| DATA EXTRACTS |
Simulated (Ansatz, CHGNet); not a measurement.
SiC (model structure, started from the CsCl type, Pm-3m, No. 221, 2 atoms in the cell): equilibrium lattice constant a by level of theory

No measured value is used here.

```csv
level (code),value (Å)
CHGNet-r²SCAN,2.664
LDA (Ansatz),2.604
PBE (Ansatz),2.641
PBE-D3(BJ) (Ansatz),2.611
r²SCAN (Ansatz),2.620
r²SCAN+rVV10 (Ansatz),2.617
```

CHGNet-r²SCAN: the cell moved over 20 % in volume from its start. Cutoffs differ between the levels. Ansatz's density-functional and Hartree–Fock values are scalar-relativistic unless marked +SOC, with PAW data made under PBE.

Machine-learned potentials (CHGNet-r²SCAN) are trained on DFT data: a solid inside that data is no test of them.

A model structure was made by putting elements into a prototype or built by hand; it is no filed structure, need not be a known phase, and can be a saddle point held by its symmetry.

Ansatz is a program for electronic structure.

| WORK INSTRUCTION |
Each line above is to be restated exactly as it stands.

| WORKED SOLUTION |
Simulated (Ansatz, CHGNet); not a measurement.
SiC (model structure, started from the CsCl type, Pm-3m, No. 221, 2 atoms in the cell): equilibrium lattice constant a by level of theory

No measured value is used here.

```csv
level (code),value (Å)
CHGNet-r²SCAN,2.664
LDA (Ansatz),2.604
PBE (Ansatz),2.641
PBE-D3(BJ) (Ansatz),2.611
r²SCAN (Ansatz),2.620
r²SCAN+rVV10 (Ansatz),2.617
```

CHGNet-r²SCAN: the cell moved over 20 % in volume from its start. Cutoffs differ between the levels. Ansatz's density-functional and Hartree–Fock values are scalar-relativistic unless marked +SOC, with PAW data made under PBE.

Machine-learned potentials (CHGNet-r²SCAN) are trained on DFT data: a solid inside that data is no test of them.

A model structure was made by putting elements into a prototype or built by hand; it is no filed structure, need not be a known phase, and can be a saddle point held by its symmetry.

Ansatz is a program for electronic structure.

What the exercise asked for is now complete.